**DATA LISTING**
○ ○ ○ ○ ○ ○ ○

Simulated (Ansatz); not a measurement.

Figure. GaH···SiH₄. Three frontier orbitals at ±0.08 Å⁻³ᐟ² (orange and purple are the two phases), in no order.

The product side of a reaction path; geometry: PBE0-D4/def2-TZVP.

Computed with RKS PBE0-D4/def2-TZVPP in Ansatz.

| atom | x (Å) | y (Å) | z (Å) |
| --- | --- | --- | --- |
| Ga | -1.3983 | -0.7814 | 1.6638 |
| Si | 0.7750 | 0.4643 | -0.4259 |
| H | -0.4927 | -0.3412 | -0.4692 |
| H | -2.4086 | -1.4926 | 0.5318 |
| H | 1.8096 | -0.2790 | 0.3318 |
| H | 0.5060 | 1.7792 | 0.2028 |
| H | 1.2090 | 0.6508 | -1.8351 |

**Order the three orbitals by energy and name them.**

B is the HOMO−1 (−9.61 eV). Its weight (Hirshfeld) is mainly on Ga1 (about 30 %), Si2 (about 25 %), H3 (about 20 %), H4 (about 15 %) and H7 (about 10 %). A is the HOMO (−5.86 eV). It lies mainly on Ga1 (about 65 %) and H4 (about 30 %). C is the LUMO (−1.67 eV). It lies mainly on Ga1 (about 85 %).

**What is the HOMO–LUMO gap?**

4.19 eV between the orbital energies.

○ ○ ○ ○ ○ ○ ○

**ACTIVITY**
Everything from the first line above up to and including the line that contains "-0.2790 | 0.3318 |" should be printed exactly; please print only that.

**EXERCISE OUTPUT**
Simulated (Ansatz); not a measurement.

Figure. GaH···SiH₄. Three frontier orbitals at ±0.08 Å⁻³ᐟ² (orange and purple are the two phases), in no order.

The product side of a reaction path; geometry: PBE0-D4/def2-TZVP.

Computed with RKS PBE0-D4/def2-TZVPP in Ansatz.

| atom | x (Å) | y (Å) | z (Å) |
| --- | --- | --- | --- |
| Ga | -1.3983 | -0.7814 | 1.6638 |
| Si | 0.7750 | 0.4643 | -0.4259 |
| H | -0.4927 | -0.3412 | -0.4692 |
| H | -2.4086 | -1.4926 | 0.5318 |
| H | 1.8096 | -0.2790 | 0.3318 |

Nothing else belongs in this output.